▶ _REQUIREMENT_
Where the records below reach the line containing "Solution. D. ωB97M-V", start transcribing, and end with the line containing "At CCSD(T), def2-SVP", exactly and with nothing else added.

▶ _SOURCE INFORMATION_
--- START ---
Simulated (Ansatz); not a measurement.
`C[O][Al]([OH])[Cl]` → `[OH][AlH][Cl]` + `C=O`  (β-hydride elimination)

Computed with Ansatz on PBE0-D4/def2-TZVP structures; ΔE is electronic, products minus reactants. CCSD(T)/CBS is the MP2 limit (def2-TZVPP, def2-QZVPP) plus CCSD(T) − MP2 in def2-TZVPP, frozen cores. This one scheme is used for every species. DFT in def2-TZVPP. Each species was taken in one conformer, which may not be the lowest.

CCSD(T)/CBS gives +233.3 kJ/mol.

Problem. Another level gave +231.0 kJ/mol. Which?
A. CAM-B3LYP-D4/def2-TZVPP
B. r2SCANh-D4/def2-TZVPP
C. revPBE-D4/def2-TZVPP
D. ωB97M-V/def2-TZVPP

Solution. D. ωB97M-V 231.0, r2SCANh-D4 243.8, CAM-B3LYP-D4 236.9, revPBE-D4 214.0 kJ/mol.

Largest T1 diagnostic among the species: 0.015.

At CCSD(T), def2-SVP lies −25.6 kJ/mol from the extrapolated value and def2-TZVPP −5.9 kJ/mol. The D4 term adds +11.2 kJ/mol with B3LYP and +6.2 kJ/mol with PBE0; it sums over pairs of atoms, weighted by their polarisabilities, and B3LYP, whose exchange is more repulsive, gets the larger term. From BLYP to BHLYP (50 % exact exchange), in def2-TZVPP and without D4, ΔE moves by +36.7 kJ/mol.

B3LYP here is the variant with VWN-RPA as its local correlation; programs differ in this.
--- END ---

▶ _EXERCISE RESPONSE_
Solution. D. ωB97M-V 231.0, r2SCANh-D4 243.8, CAM-B3LYP-D4 236.9, revPBE-D4 214.0 kJ/mol.

Largest T1 diagnostic among the species: 0.015.

At CCSD(T), def2-SVP lies −25.6 kJ/mol from the extrapolated value and def2-TZVPP −5.9 kJ/mol. The D4 term adds +11.2 kJ/mol with B3LYP and +6.2 kJ/mol with PBE0; it sums over pairs of atoms, weighted by their polarisabilities, and B3LYP, whose exchange is more repulsive, gets the larger term. From BLYP to BHLYP (50 % exact exchange), in def2-TZVPP and without D4, ΔE moves by +36.7 kJ/mol.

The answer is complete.